☆ ☆ ☆

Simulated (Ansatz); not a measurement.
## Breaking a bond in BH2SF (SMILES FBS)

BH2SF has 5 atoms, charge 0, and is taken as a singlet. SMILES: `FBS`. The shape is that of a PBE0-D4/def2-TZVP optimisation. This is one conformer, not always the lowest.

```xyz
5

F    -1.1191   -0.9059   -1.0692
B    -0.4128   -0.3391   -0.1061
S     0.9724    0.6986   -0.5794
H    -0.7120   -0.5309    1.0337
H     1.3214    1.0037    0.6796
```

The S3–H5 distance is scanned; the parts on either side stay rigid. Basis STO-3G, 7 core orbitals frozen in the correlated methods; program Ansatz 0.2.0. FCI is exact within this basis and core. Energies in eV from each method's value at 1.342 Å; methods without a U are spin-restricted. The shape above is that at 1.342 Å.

☆ ☆ ☆

**Work task**
The material is to be written out again in full, with no word altered.

**Answer section**
Simulated (Ansatz); not a measurement.
## Breaking a bond in BH2SF (SMILES FBS)

BH2SF has 5 atoms, charge 0, and is taken as a singlet. SMILES: `FBS`. The shape is that of a PBE0-D4/def2-TZVP optimisation. This is one conformer, not always the lowest.

```xyz
5

F    -1.1191   -0.9059   -1.0692
B    -0.4128   -0.3391   -0.1061
S     0.9724    0.6986   -0.5794
H    -0.7120   -0.5309    1.0337
H     1.3214    1.0037    0.6796
```

The S3–H5 distance is scanned; the parts on either side stay rigid. Basis STO-3G, 7 core orbitals frozen in the correlated methods; program Ansatz 0.2.0. FCI is exact within this basis and core. Energies in eV from each method's value at 1.342 Å; methods without a U are spin-restricted. The shape above is that at 1.342 Å.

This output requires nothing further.